◆ EXERCISE ◆
Print every line of the listing below, starting with the line that holds "An OpenMolcas run" and going on through the line that holds "Question: What is wrong with the input?", both included, and print nothing else.

RECORDS PROVIDED section start

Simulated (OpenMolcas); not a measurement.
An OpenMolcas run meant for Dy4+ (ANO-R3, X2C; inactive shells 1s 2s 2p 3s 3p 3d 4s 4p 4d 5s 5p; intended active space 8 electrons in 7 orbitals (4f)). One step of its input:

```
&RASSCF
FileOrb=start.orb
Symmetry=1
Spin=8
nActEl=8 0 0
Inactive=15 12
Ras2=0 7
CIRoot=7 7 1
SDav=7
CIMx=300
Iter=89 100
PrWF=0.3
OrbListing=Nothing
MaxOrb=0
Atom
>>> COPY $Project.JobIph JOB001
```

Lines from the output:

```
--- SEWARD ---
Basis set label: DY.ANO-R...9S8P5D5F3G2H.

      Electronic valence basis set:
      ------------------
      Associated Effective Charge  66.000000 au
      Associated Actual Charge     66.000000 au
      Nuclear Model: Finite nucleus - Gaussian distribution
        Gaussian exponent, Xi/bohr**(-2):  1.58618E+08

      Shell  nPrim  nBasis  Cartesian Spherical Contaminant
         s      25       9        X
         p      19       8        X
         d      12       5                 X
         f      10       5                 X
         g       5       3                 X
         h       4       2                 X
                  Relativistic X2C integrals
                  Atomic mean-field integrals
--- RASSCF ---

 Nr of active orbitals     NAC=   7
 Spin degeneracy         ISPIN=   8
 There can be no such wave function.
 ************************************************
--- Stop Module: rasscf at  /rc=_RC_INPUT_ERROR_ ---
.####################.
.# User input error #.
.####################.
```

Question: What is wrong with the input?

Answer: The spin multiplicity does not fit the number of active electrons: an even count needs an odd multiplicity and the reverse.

RECORDS PROVIDED section end

◆ TASK RESPONSE ◆
An OpenMolcas run meant for Dy4+ (ANO-R3, X2C; inactive shells 1s 2s 2p 3s 3p 3d 4s 4p 4d 5s 5p; intended active space 8 electrons in 7 orbitals (4f)). One step of its input:

```
&RASSCF
FileOrb=start.orb
Symmetry=1
Spin=8
nActEl=8 0 0
Inactive=15 12
Ras2=0 7
CIRoot=7 7 1
SDav=7
CIMx=300
Iter=89 100
PrWF=0.3
OrbListing=Nothing
MaxOrb=0
Atom
>>> COPY $Project.JobIph JOB001
```

Lines from the output:

```
--- SEWARD ---
Basis set label: DY.ANO-R...9S8P5D5F3G2H.

      Electronic valence basis set:
      ------------------
      Associated Effective Charge  66.000000 au
      Associated Actual Charge     66.000000 au
      Nuclear Model: Finite nucleus - Gaussian distribution
        Gaussian exponent, Xi/bohr**(-2):  1.58618E+08

      Shell  nPrim  nBasis  Cartesian Spherical Contaminant
         s      25       9        X
         p      19       8        X
         d      12       5                 X
         f      10       5                 X
         g       5       3                 X
         h       4       2                 X
                  Relativistic X2C integrals
                  Atomic mean-field integrals
--- RASSCF ---

 Nr of active orbitals     NAC=   7
 Spin degeneracy         ISPIN=   8
 There can be no such wave function.
 ************************************************
--- Stop Module: rasscf at  /rc=_RC_INPUT_ERROR_ ---
.####################.
.# User input error #.
.####################.
```

Question: What is wrong with the input?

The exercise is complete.